_ASSIGNED TASK_. The response should be a faithful copy of every record, with nothing left out.

-- DATASET EXTRACT follows --

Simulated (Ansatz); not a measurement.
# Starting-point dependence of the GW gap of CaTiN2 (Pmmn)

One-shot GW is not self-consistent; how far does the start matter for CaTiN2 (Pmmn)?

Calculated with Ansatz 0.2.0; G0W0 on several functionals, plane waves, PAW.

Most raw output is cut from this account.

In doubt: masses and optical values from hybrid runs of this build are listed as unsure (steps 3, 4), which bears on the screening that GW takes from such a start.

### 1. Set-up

-- DATASET EXTRACT concluded --

_RESULT_.
Simulated (Ansatz); not a measurement.
# Starting-point dependence of the GW gap of CaTiN2 (Pmmn)

One-shot GW is not self-consistent; how far does the start matter for CaTiN2 (Pmmn)?

Calculated with Ansatz 0.2.0; G0W0 on several functionals, plane waves, PAW.

Most raw output is cut from this account.

In doubt: masses and optical values from hybrid runs of this build are listed as unsure (steps 3, 4), which bears on the screening that GW takes from such a start.

### 1. Set-up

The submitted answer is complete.